- REQUIRED ACTION -
Reproduce, character for character, the entries from their opening line through the line with "Spin polarisation was".

- INPUT DATA -

BEGIN

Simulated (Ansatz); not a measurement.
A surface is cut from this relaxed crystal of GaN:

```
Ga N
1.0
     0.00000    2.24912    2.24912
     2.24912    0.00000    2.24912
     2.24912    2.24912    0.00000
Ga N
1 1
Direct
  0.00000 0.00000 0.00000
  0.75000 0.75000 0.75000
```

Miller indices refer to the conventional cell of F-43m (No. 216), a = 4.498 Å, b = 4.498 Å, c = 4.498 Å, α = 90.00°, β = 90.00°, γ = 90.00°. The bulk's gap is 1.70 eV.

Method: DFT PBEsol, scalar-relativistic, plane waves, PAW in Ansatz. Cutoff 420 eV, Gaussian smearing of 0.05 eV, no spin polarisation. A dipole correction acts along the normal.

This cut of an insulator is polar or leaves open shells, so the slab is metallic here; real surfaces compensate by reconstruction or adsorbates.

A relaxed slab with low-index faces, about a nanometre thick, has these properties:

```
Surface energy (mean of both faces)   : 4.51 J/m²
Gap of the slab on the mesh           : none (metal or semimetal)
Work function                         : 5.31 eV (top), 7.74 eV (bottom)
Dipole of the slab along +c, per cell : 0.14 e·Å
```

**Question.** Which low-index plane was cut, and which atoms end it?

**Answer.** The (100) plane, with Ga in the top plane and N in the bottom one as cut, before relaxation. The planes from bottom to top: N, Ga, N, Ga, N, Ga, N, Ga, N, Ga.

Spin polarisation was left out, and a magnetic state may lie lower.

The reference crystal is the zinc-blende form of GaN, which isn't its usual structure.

END

- EXERCISE RESPONSE -
Simulated (Ansatz); not a measurement.
A surface is cut from this relaxed crystal of GaN:

```
Ga N
1.0
     0.00000    2.24912    2.24912
     2.24912    0.00000    2.24912
     2.24912    2.24912    0.00000
Ga N
1 1
Direct
  0.00000 0.00000 0.00000
  0.75000 0.75000 0.75000
```

Miller indices refer to the conventional cell of F-43m (No. 216), a = 4.498 Å, b = 4.498 Å, c = 4.498 Å, α = 90.00°, β = 90.00°, γ = 90.00°. The bulk's gap is 1.70 eV.

Method: DFT PBEsol, scalar-relativistic, plane waves, PAW in Ansatz. Cutoff 420 eV, Gaussian smearing of 0.05 eV, no spin polarisation. A dipole correction acts along the normal.

This cut of an insulator is polar or leaves open shells, so the slab is metallic here; real surfaces compensate by reconstruction or adsorbates.

A relaxed slab with low-index faces, about a nanometre thick, has these properties:

```
Surface energy (mean of both faces)   : 4.51 J/m²
Gap of the slab on the mesh           : none (metal or semimetal)
Work function                         : 5.31 eV (top), 7.74 eV (bottom)
Dipole of the slab along +c, per cell : 0.14 e·Å
```

**Question.** Which low-index plane was cut, and which atoms end it?

**Answer.** The (100) plane, with Ga in the top plane and N in the bottom one as cut, before relaxation. The planes from bottom to top: N, Ga, N, Ga, N, Ga, N, Ga, N, Ga.

Spin polarisation was left out, and a magnetic state may lie lower.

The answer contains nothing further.